[Activity] Print exactly those lines that run from the beginning of the data to the line bearing "- Functional: PBE", inclusive.

○ ○ ○
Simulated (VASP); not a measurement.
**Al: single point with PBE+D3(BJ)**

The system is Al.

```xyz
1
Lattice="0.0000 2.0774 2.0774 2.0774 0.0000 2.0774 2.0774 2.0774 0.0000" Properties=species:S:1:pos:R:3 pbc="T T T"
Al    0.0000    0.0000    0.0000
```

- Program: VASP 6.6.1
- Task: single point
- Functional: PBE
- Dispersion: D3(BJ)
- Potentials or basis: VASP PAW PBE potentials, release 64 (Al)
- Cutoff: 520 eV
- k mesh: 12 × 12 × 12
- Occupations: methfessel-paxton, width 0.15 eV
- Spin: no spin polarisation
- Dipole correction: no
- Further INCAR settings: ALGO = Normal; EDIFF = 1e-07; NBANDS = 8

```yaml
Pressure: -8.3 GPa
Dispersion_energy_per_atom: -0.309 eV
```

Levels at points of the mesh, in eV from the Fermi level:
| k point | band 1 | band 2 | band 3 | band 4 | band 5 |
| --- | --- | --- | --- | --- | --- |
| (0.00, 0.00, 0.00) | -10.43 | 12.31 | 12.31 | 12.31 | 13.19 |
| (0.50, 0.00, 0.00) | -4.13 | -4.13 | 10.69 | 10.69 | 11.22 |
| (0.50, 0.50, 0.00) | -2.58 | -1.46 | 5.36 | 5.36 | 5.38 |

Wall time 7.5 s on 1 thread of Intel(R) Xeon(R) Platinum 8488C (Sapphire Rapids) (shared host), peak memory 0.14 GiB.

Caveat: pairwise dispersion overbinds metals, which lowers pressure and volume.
○ ○ ○

[Your solution]
Simulated (VASP); not a measurement.
**Al: single point with PBE+D3(BJ)**

The system is Al.

```xyz
1
Lattice="0.0000 2.0774 2.0774 2.0774 0.0000 2.0774 2.0774 2.0774 0.0000" Properties=species:S:1:pos:R:3 pbc="T T T"
Al    0.0000    0.0000    0.0000
```

- Program: VASP 6.6.1
- Task: single point
- Functional: PBE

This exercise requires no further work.